» Extracted material
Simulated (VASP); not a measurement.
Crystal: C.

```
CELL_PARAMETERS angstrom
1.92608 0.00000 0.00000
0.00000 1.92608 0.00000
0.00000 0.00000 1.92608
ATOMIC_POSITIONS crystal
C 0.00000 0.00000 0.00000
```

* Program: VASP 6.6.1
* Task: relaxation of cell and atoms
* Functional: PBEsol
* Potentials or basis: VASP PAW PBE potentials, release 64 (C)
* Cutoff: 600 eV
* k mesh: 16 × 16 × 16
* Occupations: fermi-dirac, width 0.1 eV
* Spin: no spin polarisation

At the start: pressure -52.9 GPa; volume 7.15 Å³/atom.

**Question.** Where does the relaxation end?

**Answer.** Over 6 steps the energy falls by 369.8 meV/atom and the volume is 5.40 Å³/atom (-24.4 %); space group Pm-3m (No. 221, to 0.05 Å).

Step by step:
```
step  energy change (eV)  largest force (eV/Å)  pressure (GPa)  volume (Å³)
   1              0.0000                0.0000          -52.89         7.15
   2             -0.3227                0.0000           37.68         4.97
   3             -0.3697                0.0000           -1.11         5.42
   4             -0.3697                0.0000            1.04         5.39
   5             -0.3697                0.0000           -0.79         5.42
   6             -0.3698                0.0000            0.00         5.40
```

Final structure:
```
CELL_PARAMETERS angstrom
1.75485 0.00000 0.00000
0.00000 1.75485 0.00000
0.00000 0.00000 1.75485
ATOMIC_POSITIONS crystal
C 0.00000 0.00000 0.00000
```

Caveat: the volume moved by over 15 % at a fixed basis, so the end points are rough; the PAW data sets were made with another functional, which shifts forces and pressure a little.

» Brief
Needed here are the exact lines from the start of the material through the line that contains "no spin polarisation", and no others.

» Result
Simulated (VASP); not a measurement.
Crystal: C.

```
CELL_PARAMETERS angstrom
1.92608 0.00000 0.00000
0.00000 1.92608 0.00000
0.00000 0.00000 1.92608
ATOMIC_POSITIONS crystal
C 0.00000 0.00000 0.00000
```

* Program: VASP 6.6.1
* Task: relaxation of cell and atoms
* Functional: PBEsol
* Potentials or basis: VASP PAW PBE potentials, release 64 (C)
* Cutoff: 600 eV
* k mesh: 16 × 16 × 16
* Occupations: fermi-dirac, width 0.1 eV
* Spin: no spin polarisation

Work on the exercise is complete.